• **Assigned task**
Set out exactly every line of the entries below, starting at the line that holds "single point |" and stopping after the line that holds "ferromagnetic start |".

──────── Information shown
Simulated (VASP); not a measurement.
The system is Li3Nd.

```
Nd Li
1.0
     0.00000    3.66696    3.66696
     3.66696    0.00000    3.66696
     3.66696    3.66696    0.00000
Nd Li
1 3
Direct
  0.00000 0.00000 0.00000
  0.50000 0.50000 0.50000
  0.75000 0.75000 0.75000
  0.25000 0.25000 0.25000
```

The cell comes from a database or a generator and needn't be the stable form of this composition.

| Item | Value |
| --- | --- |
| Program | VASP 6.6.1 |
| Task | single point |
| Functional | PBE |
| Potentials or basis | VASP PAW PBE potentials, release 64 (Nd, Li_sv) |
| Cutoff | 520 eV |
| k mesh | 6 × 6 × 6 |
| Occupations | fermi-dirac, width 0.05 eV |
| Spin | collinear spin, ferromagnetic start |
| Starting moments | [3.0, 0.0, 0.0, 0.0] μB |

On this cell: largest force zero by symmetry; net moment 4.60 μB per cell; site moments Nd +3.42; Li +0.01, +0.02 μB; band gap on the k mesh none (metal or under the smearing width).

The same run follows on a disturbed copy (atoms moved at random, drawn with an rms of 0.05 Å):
────────────────

• **Written reply**
| Task | single point |
| Functional | PBE |
| Potentials or basis | VASP PAW PBE potentials, release 64 (Nd, Li_sv) |
| Cutoff | 520 eV |
| k mesh | 6 × 6 × 6 |
| Occupations | fermi-dirac, width 0.05 eV |
| Spin | collinear spin, ferromagnetic start |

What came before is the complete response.